**Brief:**
Give back exactly the lines from the start of the listing to the line containing "POTCAR, in this", inclusive, and nothing beyond them.

━━━━━ Information

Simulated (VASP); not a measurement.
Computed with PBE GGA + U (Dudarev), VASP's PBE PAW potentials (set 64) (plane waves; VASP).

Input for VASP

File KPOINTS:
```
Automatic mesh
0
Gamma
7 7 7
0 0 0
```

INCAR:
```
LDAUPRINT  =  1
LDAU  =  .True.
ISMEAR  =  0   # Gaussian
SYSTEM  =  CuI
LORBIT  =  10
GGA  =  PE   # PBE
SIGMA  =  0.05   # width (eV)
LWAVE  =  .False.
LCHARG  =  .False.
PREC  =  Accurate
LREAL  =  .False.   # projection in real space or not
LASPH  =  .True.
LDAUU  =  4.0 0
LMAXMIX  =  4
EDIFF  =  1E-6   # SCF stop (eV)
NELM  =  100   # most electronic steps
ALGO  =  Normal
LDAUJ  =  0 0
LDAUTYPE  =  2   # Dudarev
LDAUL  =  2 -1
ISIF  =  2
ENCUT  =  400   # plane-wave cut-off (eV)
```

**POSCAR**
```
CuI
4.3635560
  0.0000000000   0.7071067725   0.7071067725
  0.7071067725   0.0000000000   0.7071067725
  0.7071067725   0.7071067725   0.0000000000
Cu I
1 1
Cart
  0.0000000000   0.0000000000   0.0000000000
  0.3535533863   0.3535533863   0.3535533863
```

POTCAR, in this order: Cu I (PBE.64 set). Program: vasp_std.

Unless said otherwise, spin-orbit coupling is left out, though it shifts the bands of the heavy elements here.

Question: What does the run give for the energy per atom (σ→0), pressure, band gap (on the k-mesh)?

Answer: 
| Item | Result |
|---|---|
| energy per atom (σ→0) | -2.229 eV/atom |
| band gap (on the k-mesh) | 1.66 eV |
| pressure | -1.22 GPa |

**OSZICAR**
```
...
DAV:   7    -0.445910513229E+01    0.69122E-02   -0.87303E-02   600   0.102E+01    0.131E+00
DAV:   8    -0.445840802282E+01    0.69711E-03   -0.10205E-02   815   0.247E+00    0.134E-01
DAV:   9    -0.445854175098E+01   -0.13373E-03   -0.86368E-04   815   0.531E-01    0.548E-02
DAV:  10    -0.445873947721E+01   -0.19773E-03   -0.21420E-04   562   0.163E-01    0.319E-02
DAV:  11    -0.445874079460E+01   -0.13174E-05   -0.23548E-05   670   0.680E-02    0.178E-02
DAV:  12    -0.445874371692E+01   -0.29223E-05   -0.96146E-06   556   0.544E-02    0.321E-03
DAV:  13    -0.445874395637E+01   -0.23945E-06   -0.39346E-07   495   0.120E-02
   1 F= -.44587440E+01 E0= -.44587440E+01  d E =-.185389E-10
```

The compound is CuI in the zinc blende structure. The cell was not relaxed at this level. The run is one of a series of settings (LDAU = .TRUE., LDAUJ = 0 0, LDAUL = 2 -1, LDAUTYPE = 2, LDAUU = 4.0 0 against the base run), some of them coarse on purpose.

━━━━━━━━━━

**Answer box:**
Simulated (VASP); not a measurement.
Computed with PBE GGA + U (Dudarev), VASP's PBE PAW potentials (set 64) (plane waves; VASP).

Input for VASP

File KPOINTS:
```
Automatic mesh
0
Gamma
7 7 7
0 0 0
```

INCAR:
```
LDAUPRINT  =  1
LDAU  =  .True.
ISMEAR  =  0   # Gaussian
SYSTEM  =  CuI
LORBIT  =  10
GGA  =  PE   # PBE
SIGMA  =  0.05   # width (eV)
LWAVE  =  .False.
LCHARG  =  .False.
PREC  =  Accurate
LREAL  =  .False.   # projection in real space or not
LASPH  =  .True.
LDAUU  =  4.0 0
LMAXMIX  =  4
EDIFF  =  1E-6   # SCF stop (eV)
NELM  =  100   # most electronic steps
ALGO  =  Normal
LDAUJ  =  0 0
LDAUTYPE  =  2   # Dudarev
LDAUL  =  2 -1
ISIF  =  2
ENCUT  =  400   # plane-wave cut-off (eV)
```

**POSCAR**
```
CuI
4.3635560
  0.0000000000   0.7071067725   0.7071067725
  0.7071067725   0.0000000000   0.7071067725
  0.7071067725   0.7071067725   0.0000000000
Cu I
1 1
Cart
  0.0000000000   0.0000000000   0.0000000000
  0.3535533863   0.3535533863   0.3535533863
```

POTCAR, in this order: Cu I (PBE.64 set). Program: vasp_std.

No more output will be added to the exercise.